- - - - -
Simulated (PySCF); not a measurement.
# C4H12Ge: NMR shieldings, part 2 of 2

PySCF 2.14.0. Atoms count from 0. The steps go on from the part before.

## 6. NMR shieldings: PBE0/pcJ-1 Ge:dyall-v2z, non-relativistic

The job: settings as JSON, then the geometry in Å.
- - - - -

__Work request__: Set down all of the data above again, exactly.

__Task result__:
Simulated (PySCF); not a measurement.
# C4H12Ge: NMR shieldings, part 2 of 2

PySCF 2.14.0. Atoms count from 0. The steps go on from the part before.

## 6. NMR shieldings: PBE0/pcJ-1 Ge:dyall-v2z, non-relativistic

The job: settings as JSON, then the geometry in Å.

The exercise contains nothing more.